* [Provided information]:
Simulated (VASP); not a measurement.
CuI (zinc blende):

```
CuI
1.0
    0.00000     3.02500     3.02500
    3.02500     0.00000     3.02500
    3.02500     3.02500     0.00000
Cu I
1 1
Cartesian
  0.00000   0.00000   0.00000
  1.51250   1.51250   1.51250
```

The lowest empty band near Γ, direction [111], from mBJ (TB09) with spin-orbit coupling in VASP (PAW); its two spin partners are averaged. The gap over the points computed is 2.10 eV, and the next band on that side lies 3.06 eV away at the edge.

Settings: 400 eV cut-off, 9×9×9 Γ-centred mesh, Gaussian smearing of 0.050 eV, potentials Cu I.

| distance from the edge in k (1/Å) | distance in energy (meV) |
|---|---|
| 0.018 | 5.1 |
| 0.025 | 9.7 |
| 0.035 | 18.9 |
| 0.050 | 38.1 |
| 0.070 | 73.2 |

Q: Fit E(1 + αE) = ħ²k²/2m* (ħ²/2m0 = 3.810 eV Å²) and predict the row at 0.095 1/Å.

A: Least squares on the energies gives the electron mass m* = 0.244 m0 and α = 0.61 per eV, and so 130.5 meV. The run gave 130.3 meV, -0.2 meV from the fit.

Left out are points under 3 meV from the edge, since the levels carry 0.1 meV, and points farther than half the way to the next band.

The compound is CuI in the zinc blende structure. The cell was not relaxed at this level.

* [Required action]: Repeat, word for word, the lines from the opening of the material through the line containing "The lowest empty".

* [Written solution]:
Simulated (VASP); not a measurement.
CuI (zinc blende):

```
CuI
1.0
    0.00000     3.02500     3.02500
    3.02500     0.00000     3.02500
    3.02500     3.02500     0.00000
Cu I
1 1
Cartesian
  0.00000   0.00000   0.00000
  1.51250   1.51250   1.51250
```

The lowest empty band near Γ, direction [111], from mBJ (TB09) with spin-orbit coupling in VASP (PAW); its two spin partners are averaged. The gap over the points computed is 2.10 eV, and the next band on that side lies 3.06 eV away at the edge.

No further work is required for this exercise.